ENTRIES SUPPLIED:
....

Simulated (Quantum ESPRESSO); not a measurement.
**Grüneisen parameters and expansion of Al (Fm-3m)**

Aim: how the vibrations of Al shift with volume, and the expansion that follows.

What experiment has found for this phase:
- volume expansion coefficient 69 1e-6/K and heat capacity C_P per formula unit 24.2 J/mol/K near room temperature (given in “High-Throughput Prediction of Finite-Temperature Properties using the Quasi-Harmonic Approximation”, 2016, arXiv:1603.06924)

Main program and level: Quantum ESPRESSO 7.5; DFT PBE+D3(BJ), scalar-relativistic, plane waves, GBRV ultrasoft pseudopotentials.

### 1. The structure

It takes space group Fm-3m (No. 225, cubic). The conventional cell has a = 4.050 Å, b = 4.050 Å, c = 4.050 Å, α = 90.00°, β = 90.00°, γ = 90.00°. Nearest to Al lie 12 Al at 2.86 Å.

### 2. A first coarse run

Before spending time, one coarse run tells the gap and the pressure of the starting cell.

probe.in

....

WORK REQUEST: Start to finish, copy the material out exactly.

RESPONSE:
Simulated (Quantum ESPRESSO); not a measurement.
**Grüneisen parameters and expansion of Al (Fm-3m)**

Aim: how the vibrations of Al shift with volume, and the expansion that follows.

What experiment has found for this phase:
- volume expansion coefficient 69 1e-6/K and heat capacity C_P per formula unit 24.2 J/mol/K near room temperature (given in “High-Throughput Prediction of Finite-Temperature Properties using the Quasi-Harmonic Approximation”, 2016, arXiv:1603.06924)

Main program and level: Quantum ESPRESSO 7.5; DFT PBE+D3(BJ), scalar-relativistic, plane waves, GBRV ultrasoft pseudopotentials.

### 1. The structure

It takes space group Fm-3m (No. 225, cubic). The conventional cell has a = 4.050 Å, b = 4.050 Å, c = 4.050 Å, α = 90.00°, β = 90.00°, γ = 90.00°. Nearest to Al lie 12 Al at 2.86 Å.

### 2. A first coarse run

Before spending time, one coarse run tells the gap and the pressure of the starting cell.

probe.in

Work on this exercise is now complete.